Activity: Could you print each line of the material below exactly?

Supplied entries:
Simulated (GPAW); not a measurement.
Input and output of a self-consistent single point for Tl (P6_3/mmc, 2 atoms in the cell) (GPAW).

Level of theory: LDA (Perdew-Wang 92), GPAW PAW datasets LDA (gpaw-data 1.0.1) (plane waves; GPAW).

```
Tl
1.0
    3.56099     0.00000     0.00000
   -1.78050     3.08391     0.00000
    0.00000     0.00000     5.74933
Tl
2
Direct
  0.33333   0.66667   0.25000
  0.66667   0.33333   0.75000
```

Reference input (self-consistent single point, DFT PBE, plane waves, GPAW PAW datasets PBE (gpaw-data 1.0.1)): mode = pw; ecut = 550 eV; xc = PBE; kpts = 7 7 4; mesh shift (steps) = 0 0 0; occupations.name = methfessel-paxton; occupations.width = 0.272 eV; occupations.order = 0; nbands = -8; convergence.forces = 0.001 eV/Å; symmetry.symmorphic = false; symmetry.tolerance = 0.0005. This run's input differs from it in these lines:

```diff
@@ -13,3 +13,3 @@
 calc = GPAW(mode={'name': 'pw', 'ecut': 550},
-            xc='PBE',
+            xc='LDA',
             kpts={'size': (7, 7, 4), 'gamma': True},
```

Answer section:
Simulated (GPAW); not a measurement.
Input and output of a self-consistent single point for Tl (P6_3/mmc, 2 atoms in the cell) (GPAW).

Level of theory: LDA (Perdew-Wang 92), GPAW PAW datasets LDA (gpaw-data 1.0.1) (plane waves; GPAW).

```
Tl
1.0
    3.56099     0.00000     0.00000
   -1.78050     3.08391     0.00000
    0.00000     0.00000     5.74933
Tl
2
Direct
  0.33333   0.66667   0.25000
  0.66667   0.33333   0.75000
```

Reference input (self-consistent single point, DFT PBE, plane waves, GPAW PAW datasets PBE (gpaw-data 1.0.1)): mode = pw; ecut = 550 eV; xc = PBE; kpts = 7 7 4; mesh shift (steps) = 0 0 0; occupations.name = methfessel-paxton; occupations.width = 0.272 eV; occupations.order = 0; nbands = -8; convergence.forces = 0.001 eV/Å; symmetry.symmorphic = false; symmetry.tolerance = 0.0005. This run's input differs from it in these lines:

```diff
@@ -13,3 +13,3 @@
 calc = GPAW(mode={'name': 'pw', 'ecut': 550},
-            xc='PBE',
+            xc='LDA',
             kpts={'size': (7, 7, 4), 'gamma': True},
```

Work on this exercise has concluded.